LISTED RECORDS:
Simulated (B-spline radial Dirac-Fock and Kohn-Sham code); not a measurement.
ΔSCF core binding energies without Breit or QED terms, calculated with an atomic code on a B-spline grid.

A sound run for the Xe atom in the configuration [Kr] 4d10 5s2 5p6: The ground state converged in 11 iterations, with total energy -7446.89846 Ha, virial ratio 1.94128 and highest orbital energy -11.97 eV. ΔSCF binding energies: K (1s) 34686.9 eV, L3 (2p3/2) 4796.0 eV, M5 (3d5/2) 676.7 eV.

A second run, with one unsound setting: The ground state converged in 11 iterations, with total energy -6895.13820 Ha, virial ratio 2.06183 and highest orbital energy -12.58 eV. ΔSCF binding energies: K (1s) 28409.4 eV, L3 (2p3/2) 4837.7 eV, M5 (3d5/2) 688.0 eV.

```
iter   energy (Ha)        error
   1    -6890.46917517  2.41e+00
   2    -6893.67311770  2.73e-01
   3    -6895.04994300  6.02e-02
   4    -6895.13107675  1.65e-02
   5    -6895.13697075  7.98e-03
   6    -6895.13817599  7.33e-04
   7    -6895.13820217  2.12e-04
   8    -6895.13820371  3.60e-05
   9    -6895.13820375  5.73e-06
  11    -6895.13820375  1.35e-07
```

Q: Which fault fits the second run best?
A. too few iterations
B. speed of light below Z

WORK REQUEST: Lines from the top of the entries through the line with "A sound run" are to be transcribed exactly, and nothing more.

ANSWER SPACE:
Simulated (B-spline radial Dirac-Fock and Kohn-Sham code); not a measurement.
ΔSCF core binding energies without Breit or QED terms, calculated with an atomic code on a B-spline grid.

A sound run for the Xe atom in the configuration [Kr] 4d10 5s2 5p6: The ground state converged in 11 iterations, with total energy -7446.89846 Ha, virial ratio 1.94128 and highest orbital energy -11.97 eV. ΔSCF binding energies: K (1s) 34686.9 eV, L3 (2p3/2) 4796.0 eV, M5 (3d5/2) 676.7 eV.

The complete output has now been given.